[Opening Record set section]
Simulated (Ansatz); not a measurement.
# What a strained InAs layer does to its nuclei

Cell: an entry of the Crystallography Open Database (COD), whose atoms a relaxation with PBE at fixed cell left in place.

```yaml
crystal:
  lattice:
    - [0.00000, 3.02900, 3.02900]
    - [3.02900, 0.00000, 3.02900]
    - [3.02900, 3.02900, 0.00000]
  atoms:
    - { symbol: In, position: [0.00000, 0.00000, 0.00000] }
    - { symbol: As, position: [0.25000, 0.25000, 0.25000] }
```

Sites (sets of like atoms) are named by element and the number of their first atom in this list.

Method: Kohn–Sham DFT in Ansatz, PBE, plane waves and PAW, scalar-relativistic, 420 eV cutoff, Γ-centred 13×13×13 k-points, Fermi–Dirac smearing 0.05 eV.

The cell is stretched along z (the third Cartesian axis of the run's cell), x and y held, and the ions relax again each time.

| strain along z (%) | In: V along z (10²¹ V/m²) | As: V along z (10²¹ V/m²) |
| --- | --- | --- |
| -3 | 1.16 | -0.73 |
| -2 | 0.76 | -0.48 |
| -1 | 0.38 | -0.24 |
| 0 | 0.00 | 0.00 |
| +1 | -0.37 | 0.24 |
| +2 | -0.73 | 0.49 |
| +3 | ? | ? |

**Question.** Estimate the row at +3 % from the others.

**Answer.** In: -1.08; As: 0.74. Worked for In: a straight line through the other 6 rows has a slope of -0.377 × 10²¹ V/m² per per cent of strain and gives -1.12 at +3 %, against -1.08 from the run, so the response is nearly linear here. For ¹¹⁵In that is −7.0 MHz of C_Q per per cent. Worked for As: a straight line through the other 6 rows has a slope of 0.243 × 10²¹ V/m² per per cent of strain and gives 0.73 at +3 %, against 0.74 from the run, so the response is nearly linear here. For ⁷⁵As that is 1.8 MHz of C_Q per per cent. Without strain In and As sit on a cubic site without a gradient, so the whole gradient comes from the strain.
[Closing Record set section]

▸ Work request
In the listing above, the lines from the one containing "Sites (sets of" through the one containing "from the others." must be set down exactly, with no other lines.

▸ Response area
Sites (sets of like atoms) are named by element and the number of their first atom in this list.

Method: Kohn–Sham DFT in Ansatz, PBE, plane waves and PAW, scalar-relativistic, 420 eV cutoff, Γ-centred 13×13×13 k-points, Fermi–Dirac smearing 0.05 eV.

The cell is stretched along z (the third Cartesian axis of the run's cell), x and y held, and the ions relax again each time.

| strain along z (%) | In: V along z (10²¹ V/m²) | As: V along z (10²¹ V/m²) |
| --- | --- | --- |
| -3 | 1.16 | -0.73 |
| -2 | 0.76 | -0.48 |
| -1 | 0.38 | -0.24 |
| 0 | 0.00 | 0.00 |
| +1 | -0.37 | 0.24 |
| +2 | -0.73 | 0.49 |
| +3 | ? | ? |

**Question.** Estimate the row at +3 % from the others.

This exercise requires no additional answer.